The lines to reproduce from the material below are those from the one containing "Task: Estimate the missing entries." through the one containing "Result: (a) -12.1; (b) -11.1; (c) -0.1.", both included; write them out exactly and add nothing.

Source information:
• • • • •
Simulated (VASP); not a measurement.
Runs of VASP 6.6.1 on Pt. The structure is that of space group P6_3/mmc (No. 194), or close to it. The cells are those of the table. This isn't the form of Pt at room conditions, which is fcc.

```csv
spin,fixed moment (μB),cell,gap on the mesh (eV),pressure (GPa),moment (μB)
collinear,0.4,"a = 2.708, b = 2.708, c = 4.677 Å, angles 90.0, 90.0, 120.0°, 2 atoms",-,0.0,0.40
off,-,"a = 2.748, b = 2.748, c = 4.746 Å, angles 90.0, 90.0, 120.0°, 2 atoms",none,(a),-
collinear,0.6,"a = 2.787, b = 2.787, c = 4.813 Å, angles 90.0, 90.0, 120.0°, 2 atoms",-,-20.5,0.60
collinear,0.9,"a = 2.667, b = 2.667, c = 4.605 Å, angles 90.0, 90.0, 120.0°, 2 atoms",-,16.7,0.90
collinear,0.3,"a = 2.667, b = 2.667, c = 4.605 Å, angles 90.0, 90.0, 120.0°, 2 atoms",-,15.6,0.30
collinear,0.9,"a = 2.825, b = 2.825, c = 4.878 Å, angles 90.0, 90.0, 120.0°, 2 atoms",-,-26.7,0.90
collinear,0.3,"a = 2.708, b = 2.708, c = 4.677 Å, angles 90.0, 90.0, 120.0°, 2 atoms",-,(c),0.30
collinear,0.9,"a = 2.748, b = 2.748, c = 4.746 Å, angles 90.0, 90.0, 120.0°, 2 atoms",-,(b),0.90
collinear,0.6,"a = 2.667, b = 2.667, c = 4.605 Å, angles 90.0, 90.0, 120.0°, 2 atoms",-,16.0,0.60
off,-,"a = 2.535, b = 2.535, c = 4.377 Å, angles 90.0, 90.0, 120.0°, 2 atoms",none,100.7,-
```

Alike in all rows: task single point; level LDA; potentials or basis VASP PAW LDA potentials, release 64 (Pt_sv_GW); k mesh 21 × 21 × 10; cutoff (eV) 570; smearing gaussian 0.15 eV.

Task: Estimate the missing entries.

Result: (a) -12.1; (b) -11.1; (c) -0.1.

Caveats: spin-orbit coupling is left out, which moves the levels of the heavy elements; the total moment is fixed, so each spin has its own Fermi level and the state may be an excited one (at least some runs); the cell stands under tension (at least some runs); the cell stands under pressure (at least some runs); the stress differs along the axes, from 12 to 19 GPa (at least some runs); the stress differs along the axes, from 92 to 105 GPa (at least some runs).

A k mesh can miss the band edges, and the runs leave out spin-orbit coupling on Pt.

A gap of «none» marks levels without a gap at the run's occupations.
• • • • •

Response box:
Task: Estimate the missing entries.

Result: (a) -12.1; (b) -11.1; (c) -0.1.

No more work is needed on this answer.